» INFORMATION SHOWN:
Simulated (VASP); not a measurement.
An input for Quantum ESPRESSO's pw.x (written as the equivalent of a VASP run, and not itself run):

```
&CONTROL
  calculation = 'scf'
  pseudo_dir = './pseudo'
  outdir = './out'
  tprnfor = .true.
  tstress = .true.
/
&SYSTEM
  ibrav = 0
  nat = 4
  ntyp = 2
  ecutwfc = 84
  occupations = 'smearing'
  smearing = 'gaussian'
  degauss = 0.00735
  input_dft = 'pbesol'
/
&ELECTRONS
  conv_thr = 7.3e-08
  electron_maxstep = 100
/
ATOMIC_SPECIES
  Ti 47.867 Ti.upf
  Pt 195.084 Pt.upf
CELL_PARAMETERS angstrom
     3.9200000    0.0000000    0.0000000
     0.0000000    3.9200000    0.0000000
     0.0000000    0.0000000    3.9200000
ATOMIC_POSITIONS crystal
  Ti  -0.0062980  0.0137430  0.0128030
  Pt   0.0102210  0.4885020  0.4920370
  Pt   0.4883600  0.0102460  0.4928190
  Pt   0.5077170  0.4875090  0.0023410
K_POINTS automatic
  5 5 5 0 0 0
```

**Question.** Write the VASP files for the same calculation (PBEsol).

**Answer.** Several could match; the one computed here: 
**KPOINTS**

» REQUIREMENT:
Repeat every record, exactly as written.

» YOUR RESPONSE:
Simulated (VASP); not a measurement.
An input for Quantum ESPRESSO's pw.x (written as the equivalent of a VASP run, and not itself run):

```
&CONTROL
  calculation = 'scf'
  pseudo_dir = './pseudo'
  outdir = './out'
  tprnfor = .true.
  tstress = .true.
/
&SYSTEM
  ibrav = 0
  nat = 4
  ntyp = 2
  ecutwfc = 84
  occupations = 'smearing'
  smearing = 'gaussian'
  degauss = 0.00735
  input_dft = 'pbesol'
/
&ELECTRONS
  conv_thr = 7.3e-08
  electron_maxstep = 100
/
ATOMIC_SPECIES
  Ti 47.867 Ti.upf
  Pt 195.084 Pt.upf
CELL_PARAMETERS angstrom
     3.9200000    0.0000000    0.0000000
     0.0000000    3.9200000    0.0000000
     0.0000000    0.0000000    3.9200000
ATOMIC_POSITIONS crystal
  Ti  -0.0062980  0.0137430  0.0128030
  Pt   0.0102210  0.4885020  0.4920370
  Pt   0.4883600  0.0102460  0.4928190
  Pt   0.5077170  0.4875090  0.0023410
K_POINTS automatic
  5 5 5 0 0 0
```

**Question.** Write the VASP files for the same calculation (PBEsol).

**Answer.** Several could match; the one computed here: 
**KPOINTS**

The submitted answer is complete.